● **WORK ITEM**: In the data below, one line contains "# CuI, space group F-43m: a band structure" and a later one contains "Run with the". Print both, with every line between them, exactly and alone.

** Opening DATASET block **

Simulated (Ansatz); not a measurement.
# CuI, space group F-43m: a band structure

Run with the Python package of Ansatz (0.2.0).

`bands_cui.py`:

** Closing DATASET block **

● **ANSWER SECTION**:
# CuI, space group F-43m: a band structure

Run with the Python package of Ansatz (0.2.0).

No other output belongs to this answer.